— Material shown —
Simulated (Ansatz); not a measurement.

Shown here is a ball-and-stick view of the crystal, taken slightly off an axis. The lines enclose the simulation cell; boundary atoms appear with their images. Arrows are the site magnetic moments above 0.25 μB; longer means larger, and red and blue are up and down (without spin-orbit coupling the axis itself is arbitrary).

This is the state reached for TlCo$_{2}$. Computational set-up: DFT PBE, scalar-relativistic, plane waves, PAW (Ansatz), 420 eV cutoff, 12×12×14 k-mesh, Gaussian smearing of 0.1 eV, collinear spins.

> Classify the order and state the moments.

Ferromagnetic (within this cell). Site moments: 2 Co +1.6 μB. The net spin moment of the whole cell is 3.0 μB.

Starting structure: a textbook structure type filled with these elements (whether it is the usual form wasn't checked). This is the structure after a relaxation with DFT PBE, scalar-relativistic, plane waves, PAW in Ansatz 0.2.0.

— Exercise —
Above are the records. Print exactly, and only, the lines from the line with "This is the state" to the line with "Ferromagnetic (within this", both inclusive.

— Answer space —
This is the state reached for TlCo$_{2}$. Computational set-up: DFT PBE, scalar-relativistic, plane waves, PAW (Ansatz), 420 eV cutoff, 12×12×14 k-mesh, Gaussian smearing of 0.1 eV, collinear spins.

> Classify the order and state the moments.

Ferromagnetic (within this cell). Site moments: 2 Co +1.6 μB. The net spin moment of the whole cell is 3.0 μB.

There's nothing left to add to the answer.